Data for analysis →
● ● ●

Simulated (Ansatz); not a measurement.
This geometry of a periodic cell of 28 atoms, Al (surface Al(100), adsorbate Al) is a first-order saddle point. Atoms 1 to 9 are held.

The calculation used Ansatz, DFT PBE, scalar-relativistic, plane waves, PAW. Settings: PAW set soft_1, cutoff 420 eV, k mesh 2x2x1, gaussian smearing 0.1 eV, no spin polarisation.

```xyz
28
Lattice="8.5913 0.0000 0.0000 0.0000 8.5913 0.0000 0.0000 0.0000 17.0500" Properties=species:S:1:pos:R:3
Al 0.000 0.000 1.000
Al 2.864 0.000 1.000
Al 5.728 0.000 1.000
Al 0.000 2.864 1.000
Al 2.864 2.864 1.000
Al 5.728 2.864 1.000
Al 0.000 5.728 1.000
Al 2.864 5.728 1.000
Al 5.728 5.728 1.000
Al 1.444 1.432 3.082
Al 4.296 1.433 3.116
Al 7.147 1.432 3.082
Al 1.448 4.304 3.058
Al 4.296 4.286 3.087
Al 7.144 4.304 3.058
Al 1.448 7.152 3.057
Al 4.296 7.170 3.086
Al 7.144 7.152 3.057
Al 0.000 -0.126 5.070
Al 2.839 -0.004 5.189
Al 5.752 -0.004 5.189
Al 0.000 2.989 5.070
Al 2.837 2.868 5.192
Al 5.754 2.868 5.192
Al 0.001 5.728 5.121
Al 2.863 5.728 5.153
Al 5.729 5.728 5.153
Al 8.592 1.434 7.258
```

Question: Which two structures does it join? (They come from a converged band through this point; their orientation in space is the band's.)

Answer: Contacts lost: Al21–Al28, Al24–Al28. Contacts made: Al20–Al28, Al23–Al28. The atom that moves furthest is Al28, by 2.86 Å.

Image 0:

● ● ●

Assigned task → Exactly repeat the lines running from the top of the listing to the line bearing "This geometry of", both of those lines included, and only them.

Answer space →
Simulated (Ansatz); not a measurement.
This geometry of a periodic cell of 28 atoms, Al (surface Al(100), adsorbate Al) is a first-order saddle point. Atoms 1 to 9 are held.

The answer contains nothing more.